Each line shown below should be copied exactly.

Start of Block
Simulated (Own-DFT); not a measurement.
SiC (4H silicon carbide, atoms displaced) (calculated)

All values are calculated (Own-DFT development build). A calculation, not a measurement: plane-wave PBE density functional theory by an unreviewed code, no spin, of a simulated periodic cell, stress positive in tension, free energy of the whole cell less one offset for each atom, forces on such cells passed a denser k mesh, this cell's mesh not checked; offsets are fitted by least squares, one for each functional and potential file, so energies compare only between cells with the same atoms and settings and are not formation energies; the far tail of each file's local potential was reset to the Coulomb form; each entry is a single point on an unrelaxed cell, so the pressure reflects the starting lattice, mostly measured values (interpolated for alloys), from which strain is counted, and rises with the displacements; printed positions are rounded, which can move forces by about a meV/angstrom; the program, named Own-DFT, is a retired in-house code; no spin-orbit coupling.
End of Block

**Expected answer:**
Simulated (Own-DFT); not a measurement.
SiC (4H silicon carbide, atoms displaced) (calculated)

All values are calculated (Own-DFT development build). A calculation, not a measurement: plane-wave PBE density functional theory by an unreviewed code, no spin, of a simulated periodic cell, stress positive in tension, free energy of the whole cell less one offset for each atom, forces on such cells passed a denser k mesh, this cell's mesh not checked; offsets are fitted by least squares, one for each functional and potential file, so energies compare only between cells with the same atoms and settings and are not formation energies; the far tail of each file's local potential was reset to the Coulomb form; each entry is a single point on an unrelaxed cell, so the pressure reflects the starting lattice, mostly measured values (interpolated for alloys), from which strain is counted, and rises with the displacements; printed positions are rounded, which can move forces by about a meV/angstrom; the program, named Own-DFT, is a retired in-house code; no spin-orbit coupling.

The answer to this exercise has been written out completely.